BRIEF: Retype only the lines at the head of the records, first through the one with "Solution. A cubic", exactly as written.

DATA RECORDS:
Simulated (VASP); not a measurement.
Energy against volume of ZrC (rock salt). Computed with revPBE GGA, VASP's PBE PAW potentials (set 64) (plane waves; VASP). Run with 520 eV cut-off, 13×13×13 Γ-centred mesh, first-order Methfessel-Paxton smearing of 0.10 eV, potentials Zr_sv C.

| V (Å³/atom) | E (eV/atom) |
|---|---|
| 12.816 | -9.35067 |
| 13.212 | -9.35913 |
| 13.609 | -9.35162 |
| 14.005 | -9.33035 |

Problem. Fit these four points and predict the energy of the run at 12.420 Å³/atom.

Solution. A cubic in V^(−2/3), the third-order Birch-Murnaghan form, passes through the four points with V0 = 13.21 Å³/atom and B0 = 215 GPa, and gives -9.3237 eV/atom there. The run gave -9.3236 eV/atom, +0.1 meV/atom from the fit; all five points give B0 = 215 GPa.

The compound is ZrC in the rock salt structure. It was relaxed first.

PROBLEM SOLUTION:
Simulated (VASP); not a measurement.
Energy against volume of ZrC (rock salt). Computed with revPBE GGA, VASP's PBE PAW potentials (set 64) (plane waves; VASP). Run with 520 eV cut-off, 13×13×13 Γ-centred mesh, first-order Methfessel-Paxton smearing of 0.10 eV, potentials Zr_sv C.

| V (Å³/atom) | E (eV/atom) |
|---|---|
| 12.816 | -9.35067 |
| 13.212 | -9.35913 |
| 13.609 | -9.35162 |
| 14.005 | -9.33035 |

Problem. Fit these four points and predict the energy of the run at 12.420 Å³/atom.

Solution. A cubic in V^(−2/3), the third-order Birch-Murnaghan form, passes through the four points with V0 = 13.21 Å³/atom and B0 = 215 GPa, and gives -9.3237 eV/atom there. The run gave -9.3236 eV/atom, +0.1 meV/atom from the fit; all five points give B0 = 215 GPa.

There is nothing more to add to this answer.